• [SOURCE INFORMATION]:
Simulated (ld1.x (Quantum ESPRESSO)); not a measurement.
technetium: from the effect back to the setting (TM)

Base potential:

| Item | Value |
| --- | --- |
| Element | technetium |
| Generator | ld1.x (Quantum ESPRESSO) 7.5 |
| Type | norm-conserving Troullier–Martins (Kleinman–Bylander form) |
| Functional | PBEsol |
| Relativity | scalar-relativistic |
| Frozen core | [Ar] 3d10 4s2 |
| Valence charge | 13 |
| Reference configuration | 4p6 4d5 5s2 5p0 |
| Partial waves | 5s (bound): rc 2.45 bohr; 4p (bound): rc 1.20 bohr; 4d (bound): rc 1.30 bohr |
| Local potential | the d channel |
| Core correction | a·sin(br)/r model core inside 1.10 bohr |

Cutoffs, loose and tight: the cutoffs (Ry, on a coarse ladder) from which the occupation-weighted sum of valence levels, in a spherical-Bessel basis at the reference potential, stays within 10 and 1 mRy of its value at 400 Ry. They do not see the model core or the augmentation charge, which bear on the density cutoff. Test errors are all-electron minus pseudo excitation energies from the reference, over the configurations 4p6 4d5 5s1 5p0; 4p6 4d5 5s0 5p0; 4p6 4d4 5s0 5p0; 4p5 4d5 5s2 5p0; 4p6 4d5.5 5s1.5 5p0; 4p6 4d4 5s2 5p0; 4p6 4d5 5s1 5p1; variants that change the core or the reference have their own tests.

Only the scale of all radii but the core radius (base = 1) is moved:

• [WORK ITEM]:
In full and without changes, give the data above once more.

• [ANSWER SECTION]:
Simulated (ld1.x (Quantum ESPRESSO)); not a measurement.
technetium: from the effect back to the setting (TM)

Base potential:

| Item | Value |
| --- | --- |
| Element | technetium |
| Generator | ld1.x (Quantum ESPRESSO) 7.5 |
| Type | norm-conserving Troullier–Martins (Kleinman–Bylander form) |
| Functional | PBEsol |
| Relativity | scalar-relativistic |
| Frozen core | [Ar] 3d10 4s2 |
| Valence charge | 13 |
| Reference configuration | 4p6 4d5 5s2 5p0 |
| Partial waves | 5s (bound): rc 2.45 bohr; 4p (bound): rc 1.20 bohr; 4d (bound): rc 1.30 bohr |
| Local potential | the d channel |
| Core correction | a·sin(br)/r model core inside 1.10 bohr |

Cutoffs, loose and tight: the cutoffs (Ry, on a coarse ladder) from which the occupation-weighted sum of valence levels, in a spherical-Bessel basis at the reference potential, stays within 10 and 1 mRy of its value at 400 Ry. They do not see the model core or the augmentation charge, which bear on the density cutoff. Test errors are all-electron minus pseudo excitation energies from the reference, over the configurations 4p6 4d5 5s1 5p0; 4p6 4d5 5s0 5p0; 4p6 4d4 5s0 5p0; 4p5 4d5 5s2 5p0; 4p6 4d5.5 5s1.5 5p0; 4p6 4d4 5s2 5p0; 4p6 4d5 5s1 5p1; variants that change the core or the reference have their own tests.

Only the scale of all radii but the core radius (base = 1) is moved:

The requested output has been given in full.